§ **Work request**: Transcribe, verbatim, every line from the start of the entries through the line that contains "to begin with**"; include both boundary lines and omit all others.

-=-=-
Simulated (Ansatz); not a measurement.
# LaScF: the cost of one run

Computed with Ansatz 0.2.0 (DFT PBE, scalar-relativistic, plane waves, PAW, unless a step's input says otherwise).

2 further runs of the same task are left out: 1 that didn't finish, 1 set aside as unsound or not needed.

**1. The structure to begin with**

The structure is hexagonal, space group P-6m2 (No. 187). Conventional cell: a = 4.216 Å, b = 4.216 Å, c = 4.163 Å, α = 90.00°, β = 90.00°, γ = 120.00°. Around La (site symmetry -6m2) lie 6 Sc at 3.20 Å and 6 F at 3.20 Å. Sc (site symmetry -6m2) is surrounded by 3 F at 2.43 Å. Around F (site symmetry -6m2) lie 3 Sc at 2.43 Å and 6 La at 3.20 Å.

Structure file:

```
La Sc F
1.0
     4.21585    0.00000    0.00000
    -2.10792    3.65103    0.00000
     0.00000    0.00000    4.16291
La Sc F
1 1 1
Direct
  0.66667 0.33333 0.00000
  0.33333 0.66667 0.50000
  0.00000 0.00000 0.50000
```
-=-=-

§ **Exercise output**:
Simulated (Ansatz); not a measurement.
# LaScF: the cost of one run

Computed with Ansatz 0.2.0 (DFT PBE, scalar-relativistic, plane waves, PAW, unless a step's input says otherwise).

2 further runs of the same task are left out: 1 that didn't finish, 1 set aside as unsound or not needed.

**1. The structure to begin with**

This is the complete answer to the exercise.